(PROVIDED RECORDS):
--- START ---

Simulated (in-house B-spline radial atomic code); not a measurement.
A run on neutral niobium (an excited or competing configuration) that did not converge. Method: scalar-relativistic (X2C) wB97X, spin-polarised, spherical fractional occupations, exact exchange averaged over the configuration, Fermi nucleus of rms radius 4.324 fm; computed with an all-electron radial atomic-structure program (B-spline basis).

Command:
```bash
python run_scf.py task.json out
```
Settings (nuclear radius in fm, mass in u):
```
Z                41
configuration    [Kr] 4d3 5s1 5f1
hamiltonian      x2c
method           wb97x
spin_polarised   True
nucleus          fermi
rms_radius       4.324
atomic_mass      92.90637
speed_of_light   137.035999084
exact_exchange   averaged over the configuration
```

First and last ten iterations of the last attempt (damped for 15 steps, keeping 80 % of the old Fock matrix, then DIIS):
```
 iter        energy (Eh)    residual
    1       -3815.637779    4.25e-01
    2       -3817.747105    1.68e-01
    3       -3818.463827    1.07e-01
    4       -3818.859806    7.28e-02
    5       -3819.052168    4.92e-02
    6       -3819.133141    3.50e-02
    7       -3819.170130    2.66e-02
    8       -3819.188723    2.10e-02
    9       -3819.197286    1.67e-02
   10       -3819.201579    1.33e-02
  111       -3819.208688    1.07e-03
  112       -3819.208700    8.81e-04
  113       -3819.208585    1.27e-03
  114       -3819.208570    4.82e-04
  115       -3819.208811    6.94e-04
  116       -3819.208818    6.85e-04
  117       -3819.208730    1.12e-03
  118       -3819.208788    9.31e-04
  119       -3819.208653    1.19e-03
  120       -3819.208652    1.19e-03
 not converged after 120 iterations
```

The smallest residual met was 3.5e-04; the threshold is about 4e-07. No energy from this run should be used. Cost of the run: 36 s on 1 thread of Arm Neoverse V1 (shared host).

--- END ---

(WORK TASK): Return only the lines from the beginning of the material up to and including the line with "A run on neutral", exactly as written.

(YOUR RESPONSE):
Simulated (in-house B-spline radial atomic code); not a measurement.
A run on neutral niobium (an excited or competing configuration) that did not converge. Method: scalar-relativistic (X2C) wB97X, spin-polarised, spherical fractional occupations, exact exchange averaged over the configuration, Fermi nucleus of rms radius 4.324 fm; computed with an all-electron radial atomic-structure program (B-spline basis).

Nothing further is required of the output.